# Study material:
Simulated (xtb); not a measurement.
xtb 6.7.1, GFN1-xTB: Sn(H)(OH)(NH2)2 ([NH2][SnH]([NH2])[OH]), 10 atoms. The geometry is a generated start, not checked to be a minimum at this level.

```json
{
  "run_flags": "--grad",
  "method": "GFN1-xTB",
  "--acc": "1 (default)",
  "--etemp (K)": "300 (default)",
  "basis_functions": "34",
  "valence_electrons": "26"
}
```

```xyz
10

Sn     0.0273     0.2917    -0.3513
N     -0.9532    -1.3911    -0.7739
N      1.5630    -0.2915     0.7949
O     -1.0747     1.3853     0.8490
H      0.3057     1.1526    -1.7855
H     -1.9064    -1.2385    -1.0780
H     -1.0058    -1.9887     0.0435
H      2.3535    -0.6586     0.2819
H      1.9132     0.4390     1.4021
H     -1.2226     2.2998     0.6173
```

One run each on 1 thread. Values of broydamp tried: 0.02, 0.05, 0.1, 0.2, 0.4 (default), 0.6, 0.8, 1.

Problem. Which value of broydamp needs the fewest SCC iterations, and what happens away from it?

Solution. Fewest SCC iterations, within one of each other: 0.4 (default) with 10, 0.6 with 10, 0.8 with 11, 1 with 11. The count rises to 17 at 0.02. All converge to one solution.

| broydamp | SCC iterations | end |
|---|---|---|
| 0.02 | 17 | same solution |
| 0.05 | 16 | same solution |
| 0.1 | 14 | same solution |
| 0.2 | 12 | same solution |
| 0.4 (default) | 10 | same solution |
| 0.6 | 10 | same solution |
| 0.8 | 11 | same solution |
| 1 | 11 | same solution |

# Assigned task:
Beginning with the line that has "One run each" and ending with the line that has "0.8 | 11 | same solution |", set down the lines above exactly and include no others.

# Task result:
One run each on 1 thread. Values of broydamp tried: 0.02, 0.05, 0.1, 0.2, 0.4 (default), 0.6, 0.8, 1.

Problem. Which value of broydamp needs the fewest SCC iterations, and what happens away from it?

Solution. Fewest SCC iterations, within one of each other: 0.4 (default) with 10, 0.6 with 10, 0.8 with 11, 1 with 11. The count rises to 17 at 0.02. All converge to one solution.

| broydamp | SCC iterations | end |
|---|---|---|
| 0.02 | 17 | same solution |
| 0.05 | 16 | same solution |
| 0.1 | 14 | same solution |
| 0.2 | 12 | same solution |
| 0.4 (default) | 10 | same solution |
| 0.6 | 10 | same solution |
| 0.8 | 11 | same solution |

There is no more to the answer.